▸ **Assignment**
Reproduce, without any change, the span of lines from the opening of the records below to the line containing "### Step 1. The starting cell", inclusive.

++++++++
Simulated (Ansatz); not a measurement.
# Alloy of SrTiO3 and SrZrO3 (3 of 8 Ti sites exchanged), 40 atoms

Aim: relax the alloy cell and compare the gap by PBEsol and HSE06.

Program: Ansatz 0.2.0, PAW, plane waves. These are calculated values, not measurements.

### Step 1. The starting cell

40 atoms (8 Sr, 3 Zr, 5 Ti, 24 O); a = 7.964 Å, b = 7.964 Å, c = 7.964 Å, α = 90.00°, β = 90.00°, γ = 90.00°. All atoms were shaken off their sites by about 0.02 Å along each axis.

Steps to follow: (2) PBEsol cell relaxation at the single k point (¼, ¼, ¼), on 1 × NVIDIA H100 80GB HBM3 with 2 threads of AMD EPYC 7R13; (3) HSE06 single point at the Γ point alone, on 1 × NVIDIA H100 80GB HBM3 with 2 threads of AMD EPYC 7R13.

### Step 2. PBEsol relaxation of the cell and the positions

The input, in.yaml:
++++++++

▸ **Exercise response**
Simulated (Ansatz); not a measurement.
# Alloy of SrTiO3 and SrZrO3 (3 of 8 Ti sites exchanged), 40 atoms

Aim: relax the alloy cell and compare the gap by PBEsol and HSE06.

Program: Ansatz 0.2.0, PAW, plane waves. These are calculated values, not measurements.

### Step 1. The starting cell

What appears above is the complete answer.